=== REQUIREMENT ===
Output each line of the material exactly as it stands.

[EXCERPTED RECORDS — start]
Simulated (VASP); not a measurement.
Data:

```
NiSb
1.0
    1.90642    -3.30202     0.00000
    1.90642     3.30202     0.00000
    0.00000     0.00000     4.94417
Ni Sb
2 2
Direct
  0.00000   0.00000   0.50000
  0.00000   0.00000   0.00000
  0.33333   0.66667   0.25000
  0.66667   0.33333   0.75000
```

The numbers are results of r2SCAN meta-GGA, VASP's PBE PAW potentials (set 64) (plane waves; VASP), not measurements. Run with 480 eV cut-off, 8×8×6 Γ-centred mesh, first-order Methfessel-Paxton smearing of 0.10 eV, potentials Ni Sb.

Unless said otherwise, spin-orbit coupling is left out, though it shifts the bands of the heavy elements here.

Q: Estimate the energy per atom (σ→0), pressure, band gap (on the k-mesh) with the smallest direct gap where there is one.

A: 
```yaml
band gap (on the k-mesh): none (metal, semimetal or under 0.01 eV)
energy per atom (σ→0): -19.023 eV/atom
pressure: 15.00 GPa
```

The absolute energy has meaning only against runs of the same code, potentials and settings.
[EXCERPTED RECORDS — finish]

=== ANSWER BOX ===
Simulated (VASP); not a measurement.
Data:

```
NiSb
1.0
    1.90642    -3.30202     0.00000
    1.90642     3.30202     0.00000
    0.00000     0.00000     4.94417
Ni Sb
2 2
Direct
  0.00000   0.00000   0.50000
  0.00000   0.00000   0.00000
  0.33333   0.66667   0.25000
  0.66667   0.33333   0.75000
```

The numbers are results of r2SCAN meta-GGA, VASP's PBE PAW potentials (set 64) (plane waves; VASP), not measurements. Run with 480 eV cut-off, 8×8×6 Γ-centred mesh, first-order Methfessel-Paxton smearing of 0.10 eV, potentials Ni Sb.

Unless said otherwise, spin-orbit coupling is left out, though it shifts the bands of the heavy elements here.

Q: Estimate the energy per atom (σ→0), pressure, band gap (on the k-mesh) with the smallest direct gap where there is one.

A: 
```yaml
band gap (on the k-mesh): none (metal, semimetal or under 0.01 eV)
energy per atom (σ→0): -19.023 eV/atom
pressure: 15.00 GPa
```

The absolute energy has meaning only against runs of the same code, potentials and settings.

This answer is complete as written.